Work order: Exactly the lines starting at the line containing "The ground state" and ending at the line containing "Results before and" are to be written out from the listing below, both included.

*** Dataset entries ***

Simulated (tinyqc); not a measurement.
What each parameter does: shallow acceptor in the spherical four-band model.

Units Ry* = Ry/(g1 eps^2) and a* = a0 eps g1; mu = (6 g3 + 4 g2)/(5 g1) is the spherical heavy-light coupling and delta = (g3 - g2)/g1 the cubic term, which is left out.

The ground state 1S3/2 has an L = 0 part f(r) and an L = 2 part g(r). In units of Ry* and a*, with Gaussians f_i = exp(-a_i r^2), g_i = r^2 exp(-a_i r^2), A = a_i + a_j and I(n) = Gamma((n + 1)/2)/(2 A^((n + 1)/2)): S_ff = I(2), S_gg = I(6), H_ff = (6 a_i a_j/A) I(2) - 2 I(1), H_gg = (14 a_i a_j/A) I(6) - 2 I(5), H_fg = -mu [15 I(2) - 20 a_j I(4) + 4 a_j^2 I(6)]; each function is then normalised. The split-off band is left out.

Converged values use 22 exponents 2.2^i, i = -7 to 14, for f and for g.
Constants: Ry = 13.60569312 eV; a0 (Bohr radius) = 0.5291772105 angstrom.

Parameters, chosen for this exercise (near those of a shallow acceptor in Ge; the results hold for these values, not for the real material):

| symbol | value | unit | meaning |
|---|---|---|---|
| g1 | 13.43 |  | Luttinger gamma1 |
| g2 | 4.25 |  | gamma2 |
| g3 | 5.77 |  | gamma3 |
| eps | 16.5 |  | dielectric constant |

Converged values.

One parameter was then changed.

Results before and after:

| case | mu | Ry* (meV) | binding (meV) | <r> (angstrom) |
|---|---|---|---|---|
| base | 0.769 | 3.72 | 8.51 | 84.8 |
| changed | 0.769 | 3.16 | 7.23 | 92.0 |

*** End of Dataset entries ***

Your response:
The ground state 1S3/2 has an L = 0 part f(r) and an L = 2 part g(r). In units of Ry* and a*, with Gaussians f_i = exp(-a_i r^2), g_i = r^2 exp(-a_i r^2), A = a_i + a_j and I(n) = Gamma((n + 1)/2)/(2 A^((n + 1)/2)): S_ff = I(2), S_gg = I(6), H_ff = (6 a_i a_j/A) I(2) - 2 I(1), H_gg = (14 a_i a_j/A) I(6) - 2 I(5), H_fg = -mu [15 I(2) - 20 a_j I(4) + 4 a_j^2 I(6)]; each function is then normalised. The split-off band is left out.

Converged values use 22 exponents 2.2^i, i = -7 to 14, for f and for g.
Constants: Ry = 13.60569312 eV; a0 (Bohr radius) = 0.5291772105 angstrom.

Parameters, chosen for this exercise (near those of a shallow acceptor in Ge; the results hold for these values, not for the real material):

| symbol | value | unit | meaning |
|---|---|---|---|
| g1 | 13.43 |  | Luttinger gamma1 |
| g2 | 4.25 |  | gamma2 |
| g3 | 5.77 |  | gamma3 |
| eps | 16.5 |  | dielectric constant |

Converged values.

One parameter was then changed.

Results before and after:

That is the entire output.